**Requirement**: Every entry is to be written out word for word.

----------
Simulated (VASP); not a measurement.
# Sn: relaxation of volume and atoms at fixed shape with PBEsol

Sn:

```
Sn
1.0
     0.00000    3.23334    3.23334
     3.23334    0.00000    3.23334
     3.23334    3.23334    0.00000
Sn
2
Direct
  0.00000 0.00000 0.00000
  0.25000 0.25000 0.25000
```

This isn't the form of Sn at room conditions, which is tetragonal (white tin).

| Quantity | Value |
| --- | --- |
----------

**Written response**:
Simulated (VASP); not a measurement.
# Sn: relaxation of volume and atoms at fixed shape with PBEsol

Sn:

```
Sn
1.0
     0.00000    3.23334    3.23334
     3.23334    0.00000    3.23334
     3.23334    3.23334    0.00000
Sn
2
Direct
  0.00000 0.00000 0.00000
  0.25000 0.25000 0.25000
```

This isn't the form of Sn at room conditions, which is tetragonal (white tin).

| Quantity | Value |
| --- | --- |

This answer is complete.